# Dataset entries:
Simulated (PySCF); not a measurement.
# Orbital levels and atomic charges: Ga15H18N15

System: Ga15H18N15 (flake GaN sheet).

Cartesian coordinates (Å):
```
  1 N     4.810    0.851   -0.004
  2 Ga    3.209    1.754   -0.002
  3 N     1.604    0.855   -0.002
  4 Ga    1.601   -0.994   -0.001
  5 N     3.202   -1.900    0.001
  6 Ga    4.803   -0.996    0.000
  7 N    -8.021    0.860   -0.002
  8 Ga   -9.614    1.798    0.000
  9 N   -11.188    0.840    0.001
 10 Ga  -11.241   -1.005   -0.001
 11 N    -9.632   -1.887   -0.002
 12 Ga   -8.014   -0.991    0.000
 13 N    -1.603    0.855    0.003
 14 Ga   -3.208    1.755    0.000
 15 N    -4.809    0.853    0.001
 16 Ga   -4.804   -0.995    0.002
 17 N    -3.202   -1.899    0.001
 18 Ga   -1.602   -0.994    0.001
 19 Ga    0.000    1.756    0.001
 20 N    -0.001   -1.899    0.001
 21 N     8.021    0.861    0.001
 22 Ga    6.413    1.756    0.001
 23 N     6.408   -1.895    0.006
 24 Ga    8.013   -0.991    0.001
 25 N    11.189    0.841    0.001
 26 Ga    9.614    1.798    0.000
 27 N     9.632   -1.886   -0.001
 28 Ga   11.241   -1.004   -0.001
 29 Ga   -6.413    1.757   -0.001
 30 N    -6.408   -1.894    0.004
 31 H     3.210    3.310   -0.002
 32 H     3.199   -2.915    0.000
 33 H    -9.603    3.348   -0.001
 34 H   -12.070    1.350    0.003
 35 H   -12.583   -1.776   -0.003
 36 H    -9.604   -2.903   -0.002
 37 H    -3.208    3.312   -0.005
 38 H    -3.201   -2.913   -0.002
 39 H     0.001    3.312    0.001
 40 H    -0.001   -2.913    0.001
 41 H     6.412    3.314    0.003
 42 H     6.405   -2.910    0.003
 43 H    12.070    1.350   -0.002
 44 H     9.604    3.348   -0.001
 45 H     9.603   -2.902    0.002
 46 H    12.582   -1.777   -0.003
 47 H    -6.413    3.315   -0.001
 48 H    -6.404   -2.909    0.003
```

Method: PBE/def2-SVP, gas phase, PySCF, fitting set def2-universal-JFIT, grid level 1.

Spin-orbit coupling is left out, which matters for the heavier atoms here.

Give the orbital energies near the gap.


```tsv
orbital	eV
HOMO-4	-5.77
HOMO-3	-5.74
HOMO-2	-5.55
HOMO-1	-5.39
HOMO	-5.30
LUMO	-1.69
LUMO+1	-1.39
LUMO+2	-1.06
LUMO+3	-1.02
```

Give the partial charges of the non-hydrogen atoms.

# Exercise:
Quote the records above exactly, from the first line through the line containing "Method: PBE/def2-SVP, gas", and nothing more.

# Written reply:
Simulated (PySCF); not a measurement.
# Orbital levels and atomic charges: Ga15H18N15

System: Ga15H18N15 (flake GaN sheet).

Cartesian coordinates (Å):
```
  1 N     4.810    0.851   -0.004
  2 Ga    3.209    1.754   -0.002
  3 N     1.604    0.855   -0.002
  4 Ga    1.601   -0.994   -0.001
  5 N     3.202   -1.900    0.001
  6 Ga    4.803   -0.996    0.000
  7 N    -8.021    0.860   -0.002
  8 Ga   -9.614    1.798    0.000
  9 N   -11.188    0.840    0.001
 10 Ga  -11.241   -1.005   -0.001
 11 N    -9.632   -1.887   -0.002
 12 Ga   -8.014   -0.991    0.000
 13 N    -1.603    0.855    0.003
 14 Ga   -3.208    1.755    0.000
 15 N    -4.809    0.853    0.001
 16 Ga   -4.804   -0.995    0.002
 17 N    -3.202   -1.899    0.001
 18 Ga   -1.602   -0.994    0.001
 19 Ga    0.000    1.756    0.001
 20 N    -0.001   -1.899    0.001
 21 N     8.021    0.861    0.001
 22 Ga    6.413    1.756    0.001
 23 N     6.408   -1.895    0.006
 24 Ga    8.013   -0.991    0.001
 25 N    11.189    0.841    0.001
 26 Ga    9.614    1.798    0.000
 27 N     9.632   -1.886   -0.001
 28 Ga   11.241   -1.004   -0.001
 29 Ga   -6.413    1.757   -0.001
 30 N    -6.408   -1.894    0.004
 31 H     3.210    3.310   -0.002
 32 H     3.199   -2.915    0.000
 33 H    -9.603    3.348   -0.001
 34 H   -12.070    1.350    0.003
 35 H   -12.583   -1.776   -0.003
 36 H    -9.604   -2.903   -0.002
 37 H    -3.208    3.312   -0.005
 38 H    -3.201   -2.913   -0.002
 39 H     0.001    3.312    0.001
 40 H    -0.001   -2.913    0.001
 41 H     6.412    3.314    0.003
 42 H     6.405   -2.910    0.003
 43 H    12.070    1.350   -0.002
 44 H     9.604    3.348   -0.001
 45 H     9.603   -2.902    0.002
 46 H    12.582   -1.777   -0.003
 47 H    -6.413    3.315   -0.001
 48 H    -6.404   -2.909    0.003
```

Method: PBE/def2-SVP, gas phase, PySCF, fitting set def2-universal-JFIT, grid level 1.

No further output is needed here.